####

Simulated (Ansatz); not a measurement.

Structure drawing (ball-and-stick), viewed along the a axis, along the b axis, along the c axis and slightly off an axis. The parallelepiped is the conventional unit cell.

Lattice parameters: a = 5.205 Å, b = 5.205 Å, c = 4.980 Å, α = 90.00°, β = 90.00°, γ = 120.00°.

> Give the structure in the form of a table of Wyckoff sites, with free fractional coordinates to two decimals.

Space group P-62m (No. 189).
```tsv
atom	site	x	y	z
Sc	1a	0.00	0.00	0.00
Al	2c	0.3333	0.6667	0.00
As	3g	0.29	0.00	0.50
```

####

■ Work item: A word-for-word restatement of every record above is expected.

■ Response area:
Simulated (Ansatz); not a measurement.

Structure drawing (ball-and-stick), viewed along the a axis, along the b axis, along the c axis and slightly off an axis. The parallelepiped is the conventional unit cell.

Lattice parameters: a = 5.205 Å, b = 5.205 Å, c = 4.980 Å, α = 90.00°, β = 90.00°, γ = 120.00°.

> Give the structure in the form of a table of Wyckoff sites, with free fractional coordinates to two decimals.

Space group P-62m (No. 189).
```tsv
atom	site	x	y	z
Sc	1a	0.00	0.00	0.00
Al	2c	0.3333	0.6667	0.00
As	3g	0.29	0.00	0.50
```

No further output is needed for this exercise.